DATA PROVIDED Block Start
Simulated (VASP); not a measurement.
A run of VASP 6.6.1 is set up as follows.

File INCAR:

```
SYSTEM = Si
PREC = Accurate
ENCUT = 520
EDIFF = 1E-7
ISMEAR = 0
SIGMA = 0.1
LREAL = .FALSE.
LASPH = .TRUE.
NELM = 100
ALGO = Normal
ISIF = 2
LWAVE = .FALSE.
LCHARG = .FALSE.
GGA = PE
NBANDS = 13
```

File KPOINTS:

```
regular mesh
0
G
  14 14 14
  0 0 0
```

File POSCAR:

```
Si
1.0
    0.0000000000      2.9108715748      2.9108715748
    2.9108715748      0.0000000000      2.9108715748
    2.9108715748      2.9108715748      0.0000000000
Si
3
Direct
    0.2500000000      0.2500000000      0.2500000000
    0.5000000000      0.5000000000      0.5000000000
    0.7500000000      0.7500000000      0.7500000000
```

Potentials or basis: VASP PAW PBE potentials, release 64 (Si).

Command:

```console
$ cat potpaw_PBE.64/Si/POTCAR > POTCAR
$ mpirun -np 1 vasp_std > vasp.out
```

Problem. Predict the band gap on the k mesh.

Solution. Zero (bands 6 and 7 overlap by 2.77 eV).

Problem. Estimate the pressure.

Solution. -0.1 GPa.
DATA PROVIDED Block End

**ACTIVITY**
Reproduce the records above line by line, without any change, up to and including the line that holds "Problem. Estimate the pressure.".

**TASK SOLUTION**
Simulated (VASP); not a measurement.
A run of VASP 6.6.1 is set up as follows.

File INCAR:

```
SYSTEM = Si
PREC = Accurate
ENCUT = 520
EDIFF = 1E-7
ISMEAR = 0
SIGMA = 0.1
LREAL = .FALSE.
LASPH = .TRUE.
NELM = 100
ALGO = Normal
ISIF = 2
LWAVE = .FALSE.
LCHARG = .FALSE.
GGA = PE
NBANDS = 13
```

File KPOINTS:

```
regular mesh
0
G
  14 14 14
  0 0 0
```

File POSCAR:

```
Si
1.0
    0.0000000000      2.9108715748      2.9108715748
    2.9108715748      0.0000000000      2.9108715748
    2.9108715748      2.9108715748      0.0000000000
Si
3
Direct
    0.2500000000      0.2500000000      0.2500000000
    0.5000000000      0.5000000000      0.5000000000
    0.7500000000      0.7500000000      0.7500000000
```

Potentials or basis: VASP PAW PBE potentials, release 64 (Si).

Command:

```console
$ cat potpaw_PBE.64/Si/POTCAR > POTCAR
$ mpirun -np 1 vasp_std > vasp.out
```

Problem. Predict the band gap on the k mesh.

Solution. Zero (bands 6 and 7 overlap by 2.77 eV).

Problem. Estimate the pressure.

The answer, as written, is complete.